* * * *

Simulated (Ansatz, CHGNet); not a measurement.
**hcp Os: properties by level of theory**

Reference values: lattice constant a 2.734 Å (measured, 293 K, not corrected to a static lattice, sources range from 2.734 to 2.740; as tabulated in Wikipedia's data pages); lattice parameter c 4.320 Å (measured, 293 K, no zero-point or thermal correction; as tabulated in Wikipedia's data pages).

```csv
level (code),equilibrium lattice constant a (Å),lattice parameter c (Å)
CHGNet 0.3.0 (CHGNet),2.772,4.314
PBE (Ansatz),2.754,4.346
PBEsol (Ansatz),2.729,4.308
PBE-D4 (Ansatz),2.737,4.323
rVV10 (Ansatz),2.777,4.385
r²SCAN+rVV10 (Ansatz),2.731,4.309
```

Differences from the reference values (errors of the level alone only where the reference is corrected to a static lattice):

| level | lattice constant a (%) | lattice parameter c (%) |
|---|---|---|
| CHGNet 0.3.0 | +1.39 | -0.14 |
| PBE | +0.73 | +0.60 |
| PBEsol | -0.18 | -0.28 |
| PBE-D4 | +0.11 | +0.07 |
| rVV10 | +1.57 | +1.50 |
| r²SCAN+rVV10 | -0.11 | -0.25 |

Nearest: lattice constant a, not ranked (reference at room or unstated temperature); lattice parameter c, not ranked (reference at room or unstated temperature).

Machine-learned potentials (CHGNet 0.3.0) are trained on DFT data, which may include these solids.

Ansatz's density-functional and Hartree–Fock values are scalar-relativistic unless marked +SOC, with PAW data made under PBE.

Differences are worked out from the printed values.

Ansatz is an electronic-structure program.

* * * *

### WORK ITEM
Extract the lines of the preceding material that run from the line with "PBE-D4 | +0.11 | +0.07 |" through the line with "Nearest: lattice constant", inclusive, reproducing them exactly and adding nothing.

### WRITTEN SOLUTION
| PBE-D4 | +0.11 | +0.07 |
| rVV10 | +1.57 | +1.50 |
| r²SCAN+rVV10 | -0.11 | -0.25 |

Nearest: lattice constant a, not ranked (reference at room or unstated temperature); lattice parameter c, not ranked (reference at room or unstated temperature).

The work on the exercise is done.